> [REQUIREMENT] Transcribe all the records with complete accuracy.

______________________________

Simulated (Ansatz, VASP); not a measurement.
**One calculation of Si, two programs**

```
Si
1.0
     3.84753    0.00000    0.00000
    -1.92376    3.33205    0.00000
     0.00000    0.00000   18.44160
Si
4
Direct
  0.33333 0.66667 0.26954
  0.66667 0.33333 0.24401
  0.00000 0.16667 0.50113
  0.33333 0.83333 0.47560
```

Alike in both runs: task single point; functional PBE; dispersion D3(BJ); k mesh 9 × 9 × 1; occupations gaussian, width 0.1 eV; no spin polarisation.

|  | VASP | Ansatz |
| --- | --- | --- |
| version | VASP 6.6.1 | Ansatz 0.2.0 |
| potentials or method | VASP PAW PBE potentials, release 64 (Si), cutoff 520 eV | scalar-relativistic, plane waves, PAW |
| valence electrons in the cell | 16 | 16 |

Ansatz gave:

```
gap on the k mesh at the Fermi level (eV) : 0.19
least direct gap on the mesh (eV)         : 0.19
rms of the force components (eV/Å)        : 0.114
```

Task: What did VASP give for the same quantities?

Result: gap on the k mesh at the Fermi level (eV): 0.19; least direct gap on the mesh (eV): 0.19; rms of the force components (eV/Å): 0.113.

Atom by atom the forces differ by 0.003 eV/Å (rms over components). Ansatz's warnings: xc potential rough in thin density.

______________________________

> [RESPONSE BOX]
Simulated (Ansatz, VASP); not a measurement.
**One calculation of Si, two programs**

```
Si
1.0
     3.84753    0.00000    0.00000
    -1.92376    3.33205    0.00000
     0.00000    0.00000   18.44160
Si
4
Direct
  0.33333 0.66667 0.26954
  0.66667 0.33333 0.24401
  0.00000 0.16667 0.50113
  0.33333 0.83333 0.47560
```

Alike in both runs: task single point; functional PBE; dispersion D3(BJ); k mesh 9 × 9 × 1; occupations gaussian, width 0.1 eV; no spin polarisation.

|  | VASP | Ansatz |
| --- | --- | --- |
| version | VASP 6.6.1 | Ansatz 0.2.0 |
| potentials or method | VASP PAW PBE potentials, release 64 (Si), cutoff 520 eV | scalar-relativistic, plane waves, PAW |
| valence electrons in the cell | 16 | 16 |

Ansatz gave:

```
gap on the k mesh at the Fermi level (eV) : 0.19
least direct gap on the mesh (eV)         : 0.19
rms of the force components (eV/Å)        : 0.114
```

Task: What did VASP give for the same quantities?

Result: gap on the k mesh at the Fermi level (eV): 0.19; least direct gap on the mesh (eV): 0.19; rms of the force components (eV/Å): 0.113.

Atom by atom the forces differ by 0.003 eV/Å (rms over components). Ansatz's warnings: xc potential rough in thin density.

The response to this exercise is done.